**Exercise**
The output should be the records themselves, given again exactly.

──────── Extracted records

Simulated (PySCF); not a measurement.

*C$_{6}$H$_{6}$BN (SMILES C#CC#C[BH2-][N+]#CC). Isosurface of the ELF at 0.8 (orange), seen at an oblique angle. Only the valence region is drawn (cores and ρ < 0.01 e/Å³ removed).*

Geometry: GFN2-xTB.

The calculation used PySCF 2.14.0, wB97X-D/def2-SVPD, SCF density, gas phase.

────────────────

**Response area**
Simulated (PySCF); not a measurement.

*C$_{6}$H$_{6}$BN (SMILES C#CC#C[BH2-][N+]#CC). Isosurface of the ELF at 0.8 (orange), seen at an oblique angle. Only the valence region is drawn (cores and ρ < 0.01 e/Å³ removed).*

Geometry: GFN2-xTB.

The calculation used PySCF 2.14.0, wB97X-D/def2-SVPD, SCF density, gas phase.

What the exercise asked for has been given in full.